STUDY MATERIAL
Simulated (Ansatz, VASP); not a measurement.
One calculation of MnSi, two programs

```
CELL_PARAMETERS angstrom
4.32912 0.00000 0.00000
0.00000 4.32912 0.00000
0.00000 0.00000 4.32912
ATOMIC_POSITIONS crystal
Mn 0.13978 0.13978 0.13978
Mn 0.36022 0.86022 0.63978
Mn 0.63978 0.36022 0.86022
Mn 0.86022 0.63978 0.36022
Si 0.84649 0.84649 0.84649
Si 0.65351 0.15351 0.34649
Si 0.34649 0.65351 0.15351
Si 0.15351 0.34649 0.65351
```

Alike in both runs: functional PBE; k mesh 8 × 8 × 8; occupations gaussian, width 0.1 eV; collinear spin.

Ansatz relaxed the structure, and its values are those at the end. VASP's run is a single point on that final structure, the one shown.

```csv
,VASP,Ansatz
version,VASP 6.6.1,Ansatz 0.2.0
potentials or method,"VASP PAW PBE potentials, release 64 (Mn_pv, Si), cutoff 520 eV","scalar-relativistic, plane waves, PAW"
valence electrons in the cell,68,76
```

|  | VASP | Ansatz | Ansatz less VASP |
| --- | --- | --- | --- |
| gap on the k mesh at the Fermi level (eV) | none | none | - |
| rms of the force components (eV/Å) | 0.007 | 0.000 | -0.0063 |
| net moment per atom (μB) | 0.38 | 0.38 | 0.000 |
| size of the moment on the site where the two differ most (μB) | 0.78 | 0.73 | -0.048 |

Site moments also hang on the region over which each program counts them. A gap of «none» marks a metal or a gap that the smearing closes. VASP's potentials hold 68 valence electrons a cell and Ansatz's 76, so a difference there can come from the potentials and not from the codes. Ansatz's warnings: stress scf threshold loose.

EXERCISE
Reproduce the entries above exactly, starting at their first line and finishing with the line that contains "Alike in both".

WRITTEN SOLUTION
Simulated (Ansatz, VASP); not a measurement.
One calculation of MnSi, two programs

```
CELL_PARAMETERS angstrom
4.32912 0.00000 0.00000
0.00000 4.32912 0.00000
0.00000 0.00000 4.32912
ATOMIC_POSITIONS crystal
Mn 0.13978 0.13978 0.13978
Mn 0.36022 0.86022 0.63978
Mn 0.63978 0.36022 0.86022
Mn 0.86022 0.63978 0.36022
Si 0.84649 0.84649 0.84649
Si 0.65351 0.15351 0.34649
Si 0.34649 0.65351 0.15351
Si 0.15351 0.34649 0.65351
```

Alike in both runs: functional PBE; k mesh 8 × 8 × 8; occupations gaussian, width 0.1 eV; collinear spin.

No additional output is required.